Input data Block Start
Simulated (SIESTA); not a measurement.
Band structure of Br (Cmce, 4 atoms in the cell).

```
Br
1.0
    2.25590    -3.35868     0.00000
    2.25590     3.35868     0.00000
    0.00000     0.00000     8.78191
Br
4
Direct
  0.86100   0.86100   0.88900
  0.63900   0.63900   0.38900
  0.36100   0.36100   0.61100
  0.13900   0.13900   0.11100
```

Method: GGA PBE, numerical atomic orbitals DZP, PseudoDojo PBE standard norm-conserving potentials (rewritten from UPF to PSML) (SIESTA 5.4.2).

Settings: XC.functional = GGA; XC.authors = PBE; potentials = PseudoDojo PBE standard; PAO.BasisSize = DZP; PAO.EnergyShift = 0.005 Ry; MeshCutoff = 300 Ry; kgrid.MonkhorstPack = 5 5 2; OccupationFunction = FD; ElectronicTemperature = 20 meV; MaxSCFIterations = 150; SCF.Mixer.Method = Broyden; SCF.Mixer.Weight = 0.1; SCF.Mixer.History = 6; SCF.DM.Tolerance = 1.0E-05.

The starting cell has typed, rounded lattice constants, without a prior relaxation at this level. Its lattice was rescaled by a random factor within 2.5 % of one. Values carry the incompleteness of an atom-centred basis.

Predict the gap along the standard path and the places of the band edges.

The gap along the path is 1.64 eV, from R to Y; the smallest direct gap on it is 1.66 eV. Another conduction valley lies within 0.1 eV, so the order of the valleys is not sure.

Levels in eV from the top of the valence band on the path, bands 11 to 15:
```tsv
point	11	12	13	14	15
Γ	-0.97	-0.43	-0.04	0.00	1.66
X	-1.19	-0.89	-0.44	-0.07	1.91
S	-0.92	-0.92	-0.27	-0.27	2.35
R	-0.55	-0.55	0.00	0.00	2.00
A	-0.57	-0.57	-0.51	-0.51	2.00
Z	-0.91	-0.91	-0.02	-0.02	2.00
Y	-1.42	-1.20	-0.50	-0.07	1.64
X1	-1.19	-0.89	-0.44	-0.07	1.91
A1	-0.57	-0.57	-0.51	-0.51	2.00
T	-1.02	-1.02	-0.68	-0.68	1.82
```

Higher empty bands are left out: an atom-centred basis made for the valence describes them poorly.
Input data Block End

Work request. Scan the records above for the lines holding "Predict the gap" and "The gap along the path". Transcribe those two and every line between them word for word, and no others.

Task result.
Predict the gap along the standard path and the places of the band edges.

The gap along the path is 1.64 eV, from R to Y; the smallest direct gap on it is 1.66 eV. Another conduction valley lies within 0.1 eV, so the order of the valleys is not sure.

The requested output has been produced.